Provided material:
- - - -

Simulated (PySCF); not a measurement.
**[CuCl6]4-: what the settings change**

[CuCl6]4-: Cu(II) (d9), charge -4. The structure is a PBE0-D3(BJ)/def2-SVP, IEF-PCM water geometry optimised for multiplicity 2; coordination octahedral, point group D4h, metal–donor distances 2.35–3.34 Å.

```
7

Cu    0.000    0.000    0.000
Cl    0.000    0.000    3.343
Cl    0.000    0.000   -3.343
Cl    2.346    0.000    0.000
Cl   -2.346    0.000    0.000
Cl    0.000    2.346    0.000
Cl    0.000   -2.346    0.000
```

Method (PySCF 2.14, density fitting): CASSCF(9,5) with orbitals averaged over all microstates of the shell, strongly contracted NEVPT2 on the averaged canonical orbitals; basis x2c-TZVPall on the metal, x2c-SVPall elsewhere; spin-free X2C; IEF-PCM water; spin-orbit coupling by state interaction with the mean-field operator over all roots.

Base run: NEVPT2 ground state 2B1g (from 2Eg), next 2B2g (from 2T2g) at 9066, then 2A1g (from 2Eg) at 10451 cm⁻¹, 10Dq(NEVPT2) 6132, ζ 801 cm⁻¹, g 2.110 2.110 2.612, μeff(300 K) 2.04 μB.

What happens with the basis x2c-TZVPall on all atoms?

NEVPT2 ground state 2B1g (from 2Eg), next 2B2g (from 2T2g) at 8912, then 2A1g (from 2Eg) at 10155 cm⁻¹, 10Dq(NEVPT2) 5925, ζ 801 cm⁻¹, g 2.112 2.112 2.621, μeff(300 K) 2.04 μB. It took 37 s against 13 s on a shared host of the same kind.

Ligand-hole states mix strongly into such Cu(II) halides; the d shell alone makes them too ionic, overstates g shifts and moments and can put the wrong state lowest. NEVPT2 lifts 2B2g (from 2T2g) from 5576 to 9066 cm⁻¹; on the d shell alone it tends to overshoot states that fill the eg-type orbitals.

- - - -

Assigned task:
Beginning at the first line of the records, retype exactly every line up to and including the one with "the same kind.".

Exercise output:
Simulated (PySCF); not a measurement.
**[CuCl6]4-: what the settings change**

[CuCl6]4-: Cu(II) (d9), charge -4. The structure is a PBE0-D3(BJ)/def2-SVP, IEF-PCM water geometry optimised for multiplicity 2; coordination octahedral, point group D4h, metal–donor distances 2.35–3.34 Å.

```
7

Cu    0.000    0.000    0.000
Cl    0.000    0.000    3.343
Cl    0.000    0.000   -3.343
Cl    2.346    0.000    0.000
Cl   -2.346    0.000    0.000
Cl    0.000    2.346    0.000
Cl    0.000   -2.346    0.000
```

Method (PySCF 2.14, density fitting): CASSCF(9,5) with orbitals averaged over all microstates of the shell, strongly contracted NEVPT2 on the averaged canonical orbitals; basis x2c-TZVPall on the metal, x2c-SVPall elsewhere; spin-free X2C; IEF-PCM water; spin-orbit coupling by state interaction with the mean-field operator over all roots.

Base run: NEVPT2 ground state 2B1g (from 2Eg), next 2B2g (from 2T2g) at 9066, then 2A1g (from 2Eg) at 10451 cm⁻¹, 10Dq(NEVPT2) 6132, ζ 801 cm⁻¹, g 2.110 2.110 2.612, μeff(300 K) 2.04 μB.

What happens with the basis x2c-TZVPall on all atoms?

NEVPT2 ground state 2B1g (from 2Eg), next 2B2g (from 2T2g) at 8912, then 2A1g (from 2Eg) at 10155 cm⁻¹, 10Dq(NEVPT2) 5925, ζ 801 cm⁻¹, g 2.112 2.112 2.621, μeff(300 K) 2.04 μB. It took 37 s against 13 s on a shared host of the same kind.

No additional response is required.